### WORK REQUEST:
Repeat each entry in full, exactly.

### MATERIAL SHOWN:
___

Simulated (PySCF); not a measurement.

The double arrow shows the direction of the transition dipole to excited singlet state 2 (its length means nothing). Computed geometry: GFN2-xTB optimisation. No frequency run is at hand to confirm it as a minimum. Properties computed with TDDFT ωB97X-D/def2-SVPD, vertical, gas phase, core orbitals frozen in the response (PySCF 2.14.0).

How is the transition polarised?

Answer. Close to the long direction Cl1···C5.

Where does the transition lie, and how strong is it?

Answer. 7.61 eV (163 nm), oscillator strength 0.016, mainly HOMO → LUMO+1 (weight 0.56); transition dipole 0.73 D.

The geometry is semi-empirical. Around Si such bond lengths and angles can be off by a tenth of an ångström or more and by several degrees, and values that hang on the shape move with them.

___

### YOUR RESPONSE:
Simulated (PySCF); not a measurement.

The double arrow shows the direction of the transition dipole to excited singlet state 2 (its length means nothing). Computed geometry: GFN2-xTB optimisation. No frequency run is at hand to confirm it as a minimum. Properties computed with TDDFT ωB97X-D/def2-SVPD, vertical, gas phase, core orbitals frozen in the response (PySCF 2.14.0).

How is the transition polarised?

Answer. Close to the long direction Cl1···C5.

Where does the transition lie, and how strong is it?

Answer. 7.61 eV (163 nm), oscillator strength 0.016, mainly HOMO → LUMO+1 (weight 0.56); transition dipole 0.73 D.

The geometry is semi-empirical. Around Si such bond lengths and angles can be off by a tenth of an ångström or more and by several degrees, and values that hang on the shape move with them.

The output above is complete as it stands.